> _EXERCISE_: In full and without alteration, give the listing again.

> _ENTRIES PROVIDED_:
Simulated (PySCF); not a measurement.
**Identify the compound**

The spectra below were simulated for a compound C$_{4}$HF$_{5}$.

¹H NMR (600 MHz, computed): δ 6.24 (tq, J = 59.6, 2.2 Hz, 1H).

> _EXERCISE OUTPUT_:
Simulated (PySCF); not a measurement.
**Identify the compound**

The spectra below were simulated for a compound C$_{4}$HF$_{5}$.

¹H NMR (600 MHz, computed): δ 6.24 (tq, J = 59.6, 2.2 Hz, 1H).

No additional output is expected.